WORK REQUEST.
The lines below are to be quoted exactly, from the first through the one that contains "Each panel shows".

DATASET.

***

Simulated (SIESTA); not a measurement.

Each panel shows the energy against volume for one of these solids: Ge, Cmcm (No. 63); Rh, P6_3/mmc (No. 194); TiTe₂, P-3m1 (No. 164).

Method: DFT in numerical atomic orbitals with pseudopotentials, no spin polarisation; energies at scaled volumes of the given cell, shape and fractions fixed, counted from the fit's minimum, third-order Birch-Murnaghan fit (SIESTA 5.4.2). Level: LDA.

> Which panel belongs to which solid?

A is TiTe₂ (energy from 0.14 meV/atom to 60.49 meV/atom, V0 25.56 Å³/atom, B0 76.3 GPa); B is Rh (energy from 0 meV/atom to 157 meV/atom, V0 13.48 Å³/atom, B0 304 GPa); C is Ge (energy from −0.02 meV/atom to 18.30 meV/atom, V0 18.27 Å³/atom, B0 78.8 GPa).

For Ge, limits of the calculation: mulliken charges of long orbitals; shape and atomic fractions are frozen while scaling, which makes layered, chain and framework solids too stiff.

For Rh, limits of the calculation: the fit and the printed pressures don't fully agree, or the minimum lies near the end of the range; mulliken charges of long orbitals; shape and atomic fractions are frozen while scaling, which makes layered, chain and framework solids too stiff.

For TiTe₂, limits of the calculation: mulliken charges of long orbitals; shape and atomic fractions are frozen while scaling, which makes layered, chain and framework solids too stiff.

***

TASK RESULT.
Simulated (SIESTA); not a measurement.

Each panel shows the energy against volume for one of these solids: Ge, Cmcm (No. 63); Rh, P6_3/mmc (No. 194); TiTe₂, P-3m1 (No. 164).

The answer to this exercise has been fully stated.